··· Source data
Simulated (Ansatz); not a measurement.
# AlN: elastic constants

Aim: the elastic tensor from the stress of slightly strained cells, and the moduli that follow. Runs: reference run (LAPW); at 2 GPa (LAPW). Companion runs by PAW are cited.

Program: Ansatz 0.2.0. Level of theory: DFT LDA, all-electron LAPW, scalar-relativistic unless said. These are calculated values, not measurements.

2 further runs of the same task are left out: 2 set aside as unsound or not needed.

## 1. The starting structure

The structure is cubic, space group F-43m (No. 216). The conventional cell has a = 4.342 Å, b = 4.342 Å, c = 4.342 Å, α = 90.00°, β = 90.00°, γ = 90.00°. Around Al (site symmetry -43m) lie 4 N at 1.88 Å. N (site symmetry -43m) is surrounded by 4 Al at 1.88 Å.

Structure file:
······

All of the material is to be duplicated exactly.

Simulated (Ansatz); not a measurement.
# AlN: elastic constants

Aim: the elastic tensor from the stress of slightly strained cells, and the moduli that follow. Runs: reference run (LAPW); at 2 GPa (LAPW). Companion runs by PAW are cited.

Program: Ansatz 0.2.0. Level of theory: DFT LDA, all-electron LAPW, scalar-relativistic unless said. These are calculated values, not measurements.

2 further runs of the same task are left out: 2 set aside as unsound or not needed.

## 1. The starting structure

The structure is cubic, space group F-43m (No. 216). The conventional cell has a = 4.342 Å, b = 4.342 Å, c = 4.342 Å, α = 90.00°, β = 90.00°, γ = 90.00°. Around Al (site symmetry -43m) lie 4 N at 1.88 Å. N (site symmetry -43m) is surrounded by 4 Al at 1.88 Å.

Structure file:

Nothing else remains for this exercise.